:::::

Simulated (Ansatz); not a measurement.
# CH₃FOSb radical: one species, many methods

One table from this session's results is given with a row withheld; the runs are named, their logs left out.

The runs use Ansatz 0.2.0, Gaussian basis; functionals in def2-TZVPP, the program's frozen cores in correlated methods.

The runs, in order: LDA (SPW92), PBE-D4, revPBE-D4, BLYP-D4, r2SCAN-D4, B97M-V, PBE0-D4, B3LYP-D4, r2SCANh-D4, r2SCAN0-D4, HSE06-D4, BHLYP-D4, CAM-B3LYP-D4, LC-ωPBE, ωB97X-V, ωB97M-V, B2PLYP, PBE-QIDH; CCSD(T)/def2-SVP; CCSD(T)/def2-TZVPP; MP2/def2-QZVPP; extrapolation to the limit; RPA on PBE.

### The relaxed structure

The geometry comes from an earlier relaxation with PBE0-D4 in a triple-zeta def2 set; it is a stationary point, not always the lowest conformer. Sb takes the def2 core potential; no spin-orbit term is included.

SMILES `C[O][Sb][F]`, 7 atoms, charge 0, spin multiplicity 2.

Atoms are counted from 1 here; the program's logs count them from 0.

:::::

◆ TASK ITEM
Having looked over the entries above, reproduce all of them exactly.

◆ WRITTEN REPLY
Simulated (Ansatz); not a measurement.
# CH₃FOSb radical: one species, many methods

One table from this session's results is given with a row withheld; the runs are named, their logs left out.

The runs use Ansatz 0.2.0, Gaussian basis; functionals in def2-TZVPP, the program's frozen cores in correlated methods.

The runs, in order: LDA (SPW92), PBE-D4, revPBE-D4, BLYP-D4, r2SCAN-D4, B97M-V, PBE0-D4, B3LYP-D4, r2SCANh-D4, r2SCAN0-D4, HSE06-D4, BHLYP-D4, CAM-B3LYP-D4, LC-ωPBE, ωB97X-V, ωB97M-V, B2PLYP, PBE-QIDH; CCSD(T)/def2-SVP; CCSD(T)/def2-TZVPP; MP2/def2-QZVPP; extrapolation to the limit; RPA on PBE.

### The relaxed structure

The geometry comes from an earlier relaxation with PBE0-D4 in a triple-zeta def2 set; it is a stationary point, not always the lowest conformer. Sb takes the def2 core potential; no spin-orbit term is included.

SMILES `C[O][Sb][F]`, 7 atoms, charge 0, spin multiplicity 2.

Atoms are counted from 1 here; the program's logs count them from 0.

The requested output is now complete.